- **Requirement**: Return each line exactly as written. Begin with the first line of the entries and end with the line that has "Answer: Zero (band".

══════════

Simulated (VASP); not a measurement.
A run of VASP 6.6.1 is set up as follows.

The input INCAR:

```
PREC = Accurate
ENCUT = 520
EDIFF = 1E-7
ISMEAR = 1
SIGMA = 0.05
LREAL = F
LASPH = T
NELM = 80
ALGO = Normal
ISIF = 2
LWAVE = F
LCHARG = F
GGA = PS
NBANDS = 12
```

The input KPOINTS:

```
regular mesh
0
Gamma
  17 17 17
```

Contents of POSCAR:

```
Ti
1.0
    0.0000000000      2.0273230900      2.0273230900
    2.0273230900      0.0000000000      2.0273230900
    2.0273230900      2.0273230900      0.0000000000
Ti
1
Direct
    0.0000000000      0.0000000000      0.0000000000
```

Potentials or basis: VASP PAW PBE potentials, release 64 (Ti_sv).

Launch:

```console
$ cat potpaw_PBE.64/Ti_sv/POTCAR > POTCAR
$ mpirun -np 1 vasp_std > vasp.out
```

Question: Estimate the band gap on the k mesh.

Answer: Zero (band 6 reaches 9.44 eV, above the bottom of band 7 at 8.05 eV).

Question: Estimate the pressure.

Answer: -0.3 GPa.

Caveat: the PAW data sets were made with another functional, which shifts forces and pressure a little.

══════════

- **Expected answer**:
Simulated (VASP); not a measurement.
A run of VASP 6.6.1 is set up as follows.

The input INCAR:

```
PREC = Accurate
ENCUT = 520
EDIFF = 1E-7
ISMEAR = 1
SIGMA = 0.05
LREAL = F
LASPH = T
NELM = 80
ALGO = Normal
ISIF = 2
LWAVE = F
LCHARG = F
GGA = PS
NBANDS = 12
```

The input KPOINTS:

```
regular mesh
0
Gamma
  17 17 17
```

Contents of POSCAR:

```
Ti
1.0
    0.0000000000      2.0273230900      2.0273230900
    2.0273230900      0.0000000000      2.0273230900
    2.0273230900      2.0273230900      0.0000000000
Ti
1
Direct
    0.0000000000      0.0000000000      0.0000000000
```

Potentials or basis: VASP PAW PBE potentials, release 64 (Ti_sv).

Launch:

```console
$ cat potpaw_PBE.64/Ti_sv/POTCAR > POTCAR
$ mpirun -np 1 vasp_std > vasp.out
```

Question: Estimate the band gap on the k mesh.

Answer: Zero (band 6 reaches 9.44 eV, above the bottom of band 7 at 8.05 eV).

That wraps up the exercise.